■ **EXERCISE**: The listing below must be given again in full, exactly.

■ **RAW DATA**:
□ □ □ □ □
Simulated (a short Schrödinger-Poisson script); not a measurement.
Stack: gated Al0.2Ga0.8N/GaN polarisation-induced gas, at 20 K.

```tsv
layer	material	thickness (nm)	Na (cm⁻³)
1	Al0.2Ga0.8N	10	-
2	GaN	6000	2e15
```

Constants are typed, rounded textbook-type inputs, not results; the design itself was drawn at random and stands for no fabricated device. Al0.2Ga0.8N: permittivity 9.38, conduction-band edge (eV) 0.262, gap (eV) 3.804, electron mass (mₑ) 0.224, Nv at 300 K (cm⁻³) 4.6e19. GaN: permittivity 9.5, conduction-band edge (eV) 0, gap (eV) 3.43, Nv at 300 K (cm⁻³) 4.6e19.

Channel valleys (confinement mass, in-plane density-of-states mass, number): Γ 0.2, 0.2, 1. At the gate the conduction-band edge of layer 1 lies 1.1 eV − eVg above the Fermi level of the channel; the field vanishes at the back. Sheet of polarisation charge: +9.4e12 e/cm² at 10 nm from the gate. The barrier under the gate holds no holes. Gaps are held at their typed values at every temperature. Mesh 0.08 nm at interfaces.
□ □ □ □ □

■ **TASK SOLUTION**:
Simulated (a short Schrödinger-Poisson script); not a measurement.
Stack: gated Al0.2Ga0.8N/GaN polarisation-induced gas, at 20 K.

```tsv
layer	material	thickness (nm)	Na (cm⁻³)
1	Al0.2Ga0.8N	10	-
2	GaN	6000	2e15
```

Constants are typed, rounded textbook-type inputs, not results; the design itself was drawn at random and stands for no fabricated device. Al0.2Ga0.8N: permittivity 9.38, conduction-band edge (eV) 0.262, gap (eV) 3.804, electron mass (mₑ) 0.224, Nv at 300 K (cm⁻³) 4.6e19. GaN: permittivity 9.5, conduction-band edge (eV) 0, gap (eV) 3.43, Nv at 300 K (cm⁻³) 4.6e19.

Channel valleys (confinement mass, in-plane density-of-states mass, number): Γ 0.2, 0.2, 1. At the gate the conduction-band edge of layer 1 lies 1.1 eV − eVg above the Fermi level of the channel; the field vanishes at the back. Sheet of polarisation charge: +9.4e12 e/cm² at 10 nm from the gate. The barrier under the gate holds no holes. Gaps are held at their typed values at every temperature. Mesh 0.08 nm at interfaces.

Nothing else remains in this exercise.